[[ RECORD SET, beginning ]]

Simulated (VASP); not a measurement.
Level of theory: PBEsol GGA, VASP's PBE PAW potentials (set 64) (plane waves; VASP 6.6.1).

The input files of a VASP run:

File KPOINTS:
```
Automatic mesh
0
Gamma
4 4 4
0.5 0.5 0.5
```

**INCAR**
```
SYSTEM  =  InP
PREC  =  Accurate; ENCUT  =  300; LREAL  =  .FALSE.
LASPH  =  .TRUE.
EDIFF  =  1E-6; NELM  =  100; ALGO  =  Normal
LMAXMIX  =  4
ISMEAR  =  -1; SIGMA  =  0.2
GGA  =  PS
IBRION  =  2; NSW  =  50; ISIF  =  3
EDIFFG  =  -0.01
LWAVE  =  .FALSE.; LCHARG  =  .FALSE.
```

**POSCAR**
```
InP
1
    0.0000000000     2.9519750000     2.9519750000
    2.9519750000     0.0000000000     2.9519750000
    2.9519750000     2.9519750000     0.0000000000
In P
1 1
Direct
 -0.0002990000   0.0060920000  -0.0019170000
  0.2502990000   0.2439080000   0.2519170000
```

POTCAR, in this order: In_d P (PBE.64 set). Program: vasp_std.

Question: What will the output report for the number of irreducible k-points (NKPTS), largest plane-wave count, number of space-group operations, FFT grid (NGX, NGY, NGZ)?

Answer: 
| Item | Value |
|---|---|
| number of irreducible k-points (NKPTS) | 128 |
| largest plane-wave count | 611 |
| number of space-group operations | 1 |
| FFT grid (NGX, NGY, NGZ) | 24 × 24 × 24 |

[[ RECORD SET, end ]]

WORK TASK —
In full and without change, transcribe the data above.

RESPONSE AREA —
Simulated (VASP); not a measurement.
Level of theory: PBEsol GGA, VASP's PBE PAW potentials (set 64) (plane waves; VASP 6.6.1).

The input files of a VASP run:

File KPOINTS:
```
Automatic mesh
0
Gamma
4 4 4
0.5 0.5 0.5
```

**INCAR**
```
SYSTEM  =  InP
PREC  =  Accurate; ENCUT  =  300; LREAL  =  .FALSE.
LASPH  =  .TRUE.
EDIFF  =  1E-6; NELM  =  100; ALGO  =  Normal
LMAXMIX  =  4
ISMEAR  =  -1; SIGMA  =  0.2
GGA  =  PS
IBRION  =  2; NSW  =  50; ISIF  =  3
EDIFFG  =  -0.01
LWAVE  =  .FALSE.; LCHARG  =  .FALSE.
```

**POSCAR**
```
InP
1
    0.0000000000     2.9519750000     2.9519750000
    2.9519750000     0.0000000000     2.9519750000
    2.9519750000     2.9519750000     0.0000000000
In P
1 1
Direct
 -0.0002990000   0.0060920000  -0.0019170000
  0.2502990000   0.2439080000   0.2519170000
```

POTCAR, in this order: In_d P (PBE.64 set). Program: vasp_std.

Question: What will the output report for the number of irreducible k-points (NKPTS), largest plane-wave count, number of space-group operations, FFT grid (NGX, NGY, NGZ)?

Answer: 
| Item | Value |
|---|---|
| number of irreducible k-points (NKPTS) | 128 |
| largest plane-wave count | 611 |
| number of space-group operations | 1 |
| FFT grid (NGX, NGY, NGZ) | 24 × 24 × 24 |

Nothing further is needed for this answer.